=== Section Start ===

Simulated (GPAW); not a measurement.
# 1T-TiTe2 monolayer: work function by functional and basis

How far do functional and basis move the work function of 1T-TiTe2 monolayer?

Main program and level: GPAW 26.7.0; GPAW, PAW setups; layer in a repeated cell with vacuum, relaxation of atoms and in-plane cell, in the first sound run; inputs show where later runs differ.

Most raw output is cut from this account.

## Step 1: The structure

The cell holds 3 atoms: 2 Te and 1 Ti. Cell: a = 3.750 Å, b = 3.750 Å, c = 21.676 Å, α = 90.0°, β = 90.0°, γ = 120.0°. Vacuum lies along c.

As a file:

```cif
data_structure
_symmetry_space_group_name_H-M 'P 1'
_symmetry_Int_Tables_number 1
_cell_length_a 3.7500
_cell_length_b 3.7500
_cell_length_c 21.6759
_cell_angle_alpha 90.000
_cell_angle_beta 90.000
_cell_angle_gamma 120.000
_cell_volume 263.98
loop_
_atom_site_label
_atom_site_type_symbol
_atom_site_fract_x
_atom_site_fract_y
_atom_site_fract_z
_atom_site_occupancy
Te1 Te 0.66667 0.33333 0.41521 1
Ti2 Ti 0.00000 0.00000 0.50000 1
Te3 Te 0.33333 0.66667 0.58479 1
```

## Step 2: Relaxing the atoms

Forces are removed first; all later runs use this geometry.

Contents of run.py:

=== Section End ===

Requirement => An exact reproduction of all the entries above is the expected answer.

Response =>
Simulated (GPAW); not a measurement.
# 1T-TiTe2 monolayer: work function by functional and basis

How far do functional and basis move the work function of 1T-TiTe2 monolayer?

Main program and level: GPAW 26.7.0; GPAW, PAW setups; layer in a repeated cell with vacuum, relaxation of atoms and in-plane cell, in the first sound run; inputs show where later runs differ.

Most raw output is cut from this account.

## Step 1: The structure

The cell holds 3 atoms: 2 Te and 1 Ti. Cell: a = 3.750 Å, b = 3.750 Å, c = 21.676 Å, α = 90.0°, β = 90.0°, γ = 120.0°. Vacuum lies along c.

As a file:

```cif
data_structure
_symmetry_space_group_name_H-M 'P 1'
_symmetry_Int_Tables_number 1
_cell_length_a 3.7500
_cell_length_b 3.7500
_cell_length_c 21.6759
_cell_angle_alpha 90.000
_cell_angle_beta 90.000
_cell_angle_gamma 120.000
_cell_volume 263.98
loop_
_atom_site_label
_atom_site_type_symbol
_atom_site_fract_x
_atom_site_fract_y
_atom_site_fract_z
_atom_site_occupancy
Te1 Te 0.66667 0.33333 0.41521 1
Ti2 Ti 0.00000 0.00000 0.50000 1
Te3 Te 0.33333 0.66667 0.58479 1
```

## Step 2: Relaxing the atoms

Forces are removed first; all later runs use this geometry.

Contents of run.py:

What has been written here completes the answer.